**Required action:**
Transcribe the listing from its top line through the line with "Fields along a". Keep it exact, both ends included, and add nothing.

====== Data shown

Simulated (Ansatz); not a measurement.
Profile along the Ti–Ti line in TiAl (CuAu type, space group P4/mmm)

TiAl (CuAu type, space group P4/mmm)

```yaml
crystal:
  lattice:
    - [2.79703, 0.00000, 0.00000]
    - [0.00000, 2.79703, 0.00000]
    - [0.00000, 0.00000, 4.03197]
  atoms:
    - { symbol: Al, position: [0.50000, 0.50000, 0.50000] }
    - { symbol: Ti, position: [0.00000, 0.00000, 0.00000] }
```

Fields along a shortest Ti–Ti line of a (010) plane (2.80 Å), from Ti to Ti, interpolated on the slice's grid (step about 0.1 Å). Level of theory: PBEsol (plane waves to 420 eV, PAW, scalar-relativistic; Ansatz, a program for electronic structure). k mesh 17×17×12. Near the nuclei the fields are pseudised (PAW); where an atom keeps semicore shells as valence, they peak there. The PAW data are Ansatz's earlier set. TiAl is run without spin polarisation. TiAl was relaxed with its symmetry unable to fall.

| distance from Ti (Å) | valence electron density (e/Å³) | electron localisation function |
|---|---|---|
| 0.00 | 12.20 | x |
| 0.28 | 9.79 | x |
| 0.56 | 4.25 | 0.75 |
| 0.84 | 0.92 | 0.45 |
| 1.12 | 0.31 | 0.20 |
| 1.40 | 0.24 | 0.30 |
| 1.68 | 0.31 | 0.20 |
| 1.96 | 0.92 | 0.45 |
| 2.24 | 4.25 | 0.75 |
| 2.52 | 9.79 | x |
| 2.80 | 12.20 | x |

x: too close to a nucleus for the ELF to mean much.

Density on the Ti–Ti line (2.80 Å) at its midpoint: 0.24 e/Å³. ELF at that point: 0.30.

============

**Task result:**
Simulated (Ansatz); not a measurement.
Profile along the Ti–Ti line in TiAl (CuAu type, space group P4/mmm)

TiAl (CuAu type, space group P4/mmm)

```yaml
crystal:
  lattice:
    - [2.79703, 0.00000, 0.00000]
    - [0.00000, 2.79703, 0.00000]
    - [0.00000, 0.00000, 4.03197]
  atoms:
    - { symbol: Al, position: [0.50000, 0.50000, 0.50000] }
    - { symbol: Ti, position: [0.00000, 0.00000, 0.00000] }
```

Fields along a shortest Ti–Ti line of a (010) plane (2.80 Å), from Ti to Ti, interpolated on the slice's grid (step about 0.1 Å). Level of theory: PBEsol (plane waves to 420 eV, PAW, scalar-relativistic; Ansatz, a program for electronic structure). k mesh 17×17×12. Near the nuclei the fields are pseudised (PAW); where an atom keeps semicore shells as valence, they peak there. The PAW data are Ansatz's earlier set. TiAl is run without spin polarisation. TiAl was relaxed with its symmetry unable to fall.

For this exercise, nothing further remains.